MATERIAL SHOWN:
= Beginning of Section =

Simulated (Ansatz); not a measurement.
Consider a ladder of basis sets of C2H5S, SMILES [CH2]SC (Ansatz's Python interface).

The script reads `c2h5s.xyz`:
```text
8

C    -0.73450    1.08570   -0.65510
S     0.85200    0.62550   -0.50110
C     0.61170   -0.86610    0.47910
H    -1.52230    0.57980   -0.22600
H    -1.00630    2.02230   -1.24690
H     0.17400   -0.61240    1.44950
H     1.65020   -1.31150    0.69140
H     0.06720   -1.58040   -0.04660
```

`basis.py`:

= End of Section =

WORK INSTRUCTION:
Word for word, copy every entry.

WRITTEN REPLY:
Simulated (Ansatz); not a measurement.
Consider a ladder of basis sets of C2H5S, SMILES [CH2]SC (Ansatz's Python interface).

The script reads `c2h5s.xyz`:
```text
8

C    -0.73450    1.08570   -0.65510
S     0.85200    0.62550   -0.50110
C     0.61170   -0.86610    0.47910
H    -1.52230    0.57980   -0.22600
H    -1.00630    2.02230   -1.24690
H     0.17400   -0.61240    1.44950
H     1.65020   -1.31150    0.69140
H     0.06720   -1.58040   -0.04660
```

`basis.py`:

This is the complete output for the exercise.